*** Opening Listed records ***

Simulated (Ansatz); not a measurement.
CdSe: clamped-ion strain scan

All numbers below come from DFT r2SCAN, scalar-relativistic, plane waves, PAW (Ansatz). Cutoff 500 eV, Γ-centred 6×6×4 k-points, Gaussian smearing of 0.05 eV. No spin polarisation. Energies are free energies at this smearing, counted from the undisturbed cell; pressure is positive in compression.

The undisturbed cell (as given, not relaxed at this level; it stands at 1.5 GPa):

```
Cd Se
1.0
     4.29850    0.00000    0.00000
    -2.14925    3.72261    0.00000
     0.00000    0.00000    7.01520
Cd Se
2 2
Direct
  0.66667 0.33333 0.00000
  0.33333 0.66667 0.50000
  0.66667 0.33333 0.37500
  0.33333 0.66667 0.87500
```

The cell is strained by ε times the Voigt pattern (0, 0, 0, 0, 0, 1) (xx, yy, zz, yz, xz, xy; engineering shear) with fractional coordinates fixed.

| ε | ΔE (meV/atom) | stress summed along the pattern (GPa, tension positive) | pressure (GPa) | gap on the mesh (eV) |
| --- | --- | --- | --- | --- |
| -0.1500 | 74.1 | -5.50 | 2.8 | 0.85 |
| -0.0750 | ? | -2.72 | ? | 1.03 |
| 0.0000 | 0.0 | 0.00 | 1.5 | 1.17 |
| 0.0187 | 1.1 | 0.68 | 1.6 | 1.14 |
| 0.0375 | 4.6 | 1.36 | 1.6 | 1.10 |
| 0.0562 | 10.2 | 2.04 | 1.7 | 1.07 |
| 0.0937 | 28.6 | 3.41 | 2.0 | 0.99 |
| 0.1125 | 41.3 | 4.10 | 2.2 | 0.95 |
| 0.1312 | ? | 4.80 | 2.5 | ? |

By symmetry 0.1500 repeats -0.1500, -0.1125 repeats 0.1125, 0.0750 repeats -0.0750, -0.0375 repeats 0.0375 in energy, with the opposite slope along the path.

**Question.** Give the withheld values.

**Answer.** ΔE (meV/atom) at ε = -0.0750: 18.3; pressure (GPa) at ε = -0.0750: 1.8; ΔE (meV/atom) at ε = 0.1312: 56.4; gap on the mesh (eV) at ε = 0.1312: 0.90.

*** Closing Listed records ***

Assignment.
Copy the lines above exactly. Start with the line containing "By symmetry 0.1500", end with the line containing "the withheld values.", and include both.

Written reply.
By symmetry 0.1500 repeats -0.1500, -0.1125 repeats 0.1125, 0.0750 repeats -0.0750, -0.0375 repeats 0.0375 in energy, with the opposite slope along the path.

**Question.** Give the withheld values.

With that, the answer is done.